=== Begin Enclosure ===

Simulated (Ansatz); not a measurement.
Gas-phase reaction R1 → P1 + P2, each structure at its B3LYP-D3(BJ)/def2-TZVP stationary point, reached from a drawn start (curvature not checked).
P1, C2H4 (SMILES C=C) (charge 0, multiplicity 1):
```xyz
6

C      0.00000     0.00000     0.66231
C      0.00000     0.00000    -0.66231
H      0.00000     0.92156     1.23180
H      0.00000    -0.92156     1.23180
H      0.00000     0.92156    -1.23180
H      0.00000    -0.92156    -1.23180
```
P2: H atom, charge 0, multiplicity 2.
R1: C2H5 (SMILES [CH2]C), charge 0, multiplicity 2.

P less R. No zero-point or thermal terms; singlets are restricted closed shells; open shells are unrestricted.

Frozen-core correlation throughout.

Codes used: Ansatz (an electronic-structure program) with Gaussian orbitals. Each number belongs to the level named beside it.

=== End Enclosure ===

- [Action item] Exactly as written above, set down the whole listing again.

- [Exercise response]
Simulated (Ansatz); not a measurement.
Gas-phase reaction R1 → P1 + P2, each structure at its B3LYP-D3(BJ)/def2-TZVP stationary point, reached from a drawn start (curvature not checked).
P1, C2H4 (SMILES C=C) (charge 0, multiplicity 1):
```xyz
6

C      0.00000     0.00000     0.66231
C      0.00000     0.00000    -0.66231
H      0.00000     0.92156     1.23180
H      0.00000    -0.92156     1.23180
H      0.00000     0.92156    -1.23180
H      0.00000    -0.92156    -1.23180
```
P2: H atom, charge 0, multiplicity 2.
R1: C2H5 (SMILES [CH2]C), charge 0, multiplicity 2.

P less R. No zero-point or thermal terms; singlets are restricted closed shells; open shells are unrestricted.

Frozen-core correlation throughout.

Codes used: Ansatz (an electronic-structure program) with Gaussian orbitals. Each number belongs to the level named beside it.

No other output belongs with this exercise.